> _Brief_: Write out the entries below exactly. End with the line that contains "Potentials or basis: VASP".

Stored data: Begin
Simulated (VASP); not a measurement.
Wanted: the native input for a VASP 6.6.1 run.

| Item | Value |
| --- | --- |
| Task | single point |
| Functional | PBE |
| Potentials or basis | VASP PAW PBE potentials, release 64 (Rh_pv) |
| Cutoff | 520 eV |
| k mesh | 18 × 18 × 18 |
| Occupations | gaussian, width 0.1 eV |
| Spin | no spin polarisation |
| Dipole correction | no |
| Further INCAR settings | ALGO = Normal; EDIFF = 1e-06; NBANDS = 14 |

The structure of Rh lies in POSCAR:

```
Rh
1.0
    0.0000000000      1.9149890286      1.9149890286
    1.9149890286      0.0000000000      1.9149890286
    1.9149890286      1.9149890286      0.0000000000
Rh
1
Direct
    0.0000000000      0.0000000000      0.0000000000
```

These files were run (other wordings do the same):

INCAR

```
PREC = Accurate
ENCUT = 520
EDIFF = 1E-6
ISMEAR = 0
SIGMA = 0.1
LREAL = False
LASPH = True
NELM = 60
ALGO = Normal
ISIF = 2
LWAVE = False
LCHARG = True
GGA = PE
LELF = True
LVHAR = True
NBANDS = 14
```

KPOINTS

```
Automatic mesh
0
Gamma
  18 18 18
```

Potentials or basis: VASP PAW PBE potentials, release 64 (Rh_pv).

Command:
Stored data: End

> _Your solution_:
Simulated (VASP); not a measurement.
Wanted: the native input for a VASP 6.6.1 run.

| Item | Value |
| --- | --- |
| Task | single point |
| Functional | PBE |
| Potentials or basis | VASP PAW PBE potentials, release 64 (Rh_pv) |
| Cutoff | 520 eV |
| k mesh | 18 × 18 × 18 |
| Occupations | gaussian, width 0.1 eV |
| Spin | no spin polarisation |
| Dipole correction | no |
| Further INCAR settings | ALGO = Normal; EDIFF = 1e-06; NBANDS = 14 |

The structure of Rh lies in POSCAR:

```
Rh
1.0
    0.0000000000      1.9149890286      1.9149890286
    1.9149890286      0.0000000000      1.9149890286
    1.9149890286      1.9149890286      0.0000000000
Rh
1
Direct
    0.0000000000      0.0000000000      0.0000000000
```

These files were run (other wordings do the same):

INCAR

```
PREC = Accurate
ENCUT = 520
EDIFF = 1E-6
ISMEAR = 0
SIGMA = 0.1
LREAL = False
LASPH = True
NELM = 60
ALGO = Normal
ISIF = 2
LWAVE = False
LCHARG = True
GGA = PE
LELF = True
LVHAR = True
NBANDS = 14
```

KPOINTS

```
Automatic mesh
0
Gamma
  18 18 18
```

Potentials or basis: VASP PAW PBE potentials, release 64 (Rh_pv).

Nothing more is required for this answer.